◆ TASK ITEM
The response should consist of the records that follow, repeated exactly.

◆ DATA SECTION
[Start of Attachment]

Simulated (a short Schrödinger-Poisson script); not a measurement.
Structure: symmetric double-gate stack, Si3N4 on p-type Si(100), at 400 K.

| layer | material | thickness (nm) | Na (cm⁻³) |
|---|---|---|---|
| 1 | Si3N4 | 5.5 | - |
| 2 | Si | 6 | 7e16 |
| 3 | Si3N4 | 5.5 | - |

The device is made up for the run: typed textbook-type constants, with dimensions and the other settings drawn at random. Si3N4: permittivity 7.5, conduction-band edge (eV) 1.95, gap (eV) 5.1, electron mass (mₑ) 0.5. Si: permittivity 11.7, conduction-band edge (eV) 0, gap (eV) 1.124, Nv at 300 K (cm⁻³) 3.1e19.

[End of Attachment]

◆ WRITTEN SOLUTION
Simulated (a short Schrödinger-Poisson script); not a measurement.
Structure: symmetric double-gate stack, Si3N4 on p-type Si(100), at 400 K.

| layer | material | thickness (nm) | Na (cm⁻³) |
|---|---|---|---|
| 1 | Si3N4 | 5.5 | - |
| 2 | Si | 6 | 7e16 |
| 3 | Si3N4 | 5.5 | - |

The device is made up for the run: typed textbook-type constants, with dimensions and the other settings drawn at random. Si3N4: permittivity 7.5, conduction-band edge (eV) 1.95, gap (eV) 5.1, electron mass (mₑ) 0.5. Si: permittivity 11.7, conduction-band edge (eV) 0, gap (eV) 1.124, Nv at 300 K (cm⁻³) 3.1e19.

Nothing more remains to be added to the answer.